Work task:
Please print only the top portion of the entries below, ending with the line that contains "Quantity | Value |", exactly as written.

Information given:
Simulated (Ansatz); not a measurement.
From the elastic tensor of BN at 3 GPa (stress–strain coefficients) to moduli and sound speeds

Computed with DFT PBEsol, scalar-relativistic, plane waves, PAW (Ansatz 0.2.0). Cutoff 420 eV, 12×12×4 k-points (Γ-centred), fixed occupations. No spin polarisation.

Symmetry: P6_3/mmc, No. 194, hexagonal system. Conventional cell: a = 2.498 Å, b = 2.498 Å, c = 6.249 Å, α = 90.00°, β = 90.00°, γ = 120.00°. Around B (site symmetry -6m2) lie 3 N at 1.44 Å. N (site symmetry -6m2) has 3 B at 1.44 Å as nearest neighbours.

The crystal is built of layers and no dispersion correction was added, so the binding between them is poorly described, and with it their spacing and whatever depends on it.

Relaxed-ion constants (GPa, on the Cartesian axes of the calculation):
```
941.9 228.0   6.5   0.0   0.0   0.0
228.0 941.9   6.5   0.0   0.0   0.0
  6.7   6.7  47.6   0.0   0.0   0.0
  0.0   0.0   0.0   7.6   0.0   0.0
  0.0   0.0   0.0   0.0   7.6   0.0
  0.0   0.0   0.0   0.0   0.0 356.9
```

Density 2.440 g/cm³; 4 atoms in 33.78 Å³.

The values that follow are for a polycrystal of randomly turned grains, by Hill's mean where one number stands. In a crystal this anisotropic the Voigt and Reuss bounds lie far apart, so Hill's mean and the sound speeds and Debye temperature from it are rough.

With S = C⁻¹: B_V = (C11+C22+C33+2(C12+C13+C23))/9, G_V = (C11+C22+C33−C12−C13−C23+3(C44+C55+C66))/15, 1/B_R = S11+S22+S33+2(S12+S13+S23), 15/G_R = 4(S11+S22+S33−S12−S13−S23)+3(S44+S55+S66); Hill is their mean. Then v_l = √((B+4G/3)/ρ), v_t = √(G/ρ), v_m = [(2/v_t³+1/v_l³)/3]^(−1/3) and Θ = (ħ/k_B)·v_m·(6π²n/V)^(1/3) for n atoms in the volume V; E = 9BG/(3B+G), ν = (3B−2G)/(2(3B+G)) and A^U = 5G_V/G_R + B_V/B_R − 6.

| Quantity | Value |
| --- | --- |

Exercise output:
Simulated (Ansatz); not a measurement.
From the elastic tensor of BN at 3 GPa (stress–strain coefficients) to moduli and sound speeds

Computed with DFT PBEsol, scalar-relativistic, plane waves, PAW (Ansatz 0.2.0). Cutoff 420 eV, 12×12×4 k-points (Γ-centred), fixed occupations. No spin polarisation.

Symmetry: P6_3/mmc, No. 194, hexagonal system. Conventional cell: a = 2.498 Å, b = 2.498 Å, c = 6.249 Å, α = 90.00°, β = 90.00°, γ = 120.00°. Around B (site symmetry -6m2) lie 3 N at 1.44 Å. N (site symmetry -6m2) has 3 B at 1.44 Å as nearest neighbours.

The crystal is built of layers and no dispersion correction was added, so the binding between them is poorly described, and with it their spacing and whatever depends on it.

Relaxed-ion constants (GPa, on the Cartesian axes of the calculation):
```
941.9 228.0   6.5   0.0   0.0   0.0
228.0 941.9   6.5   0.0   0.0   0.0
  6.7   6.7  47.6   0.0   0.0   0.0
  0.0   0.0   0.0   7.6   0.0   0.0
  0.0   0.0   0.0   0.0   7.6   0.0
  0.0   0.0   0.0   0.0   0.0 356.9
```

Density 2.440 g/cm³; 4 atoms in 33.78 Å³.

The values that follow are for a polycrystal of randomly turned grains, by Hill's mean where one number stands. In a crystal this anisotropic the Voigt and Reuss bounds lie far apart, so Hill's mean and the sound speeds and Debye temperature from it are rough.

With S = C⁻¹: B_V = (C11+C22+C33+2(C12+C13+C23))/9, G_V = (C11+C22+C33−C12−C13−C23+3(C44+C55+C66))/15, 1/B_R = S11+S22+S33+2(S12+S13+S23), 15/G_R = 4(S11+S22+S33−S12−S13−S23)+3(S44+S55+S66); Hill is their mean. Then v_l = √((B+4G/3)/ρ), v_t = √(G/ρ), v_m = [(2/v_t³+1/v_l³)/3]^(−1/3) and Θ = (ħ/k_B)·v_m·(6π²n/V)^(1/3) for n atoms in the volume V; E = 9BG/(3B+G), ν = (3B−2G)/(2(3B+G)) and A^U = 5G_V/G_R + B_V/B_R − 6.

| Quantity | Value |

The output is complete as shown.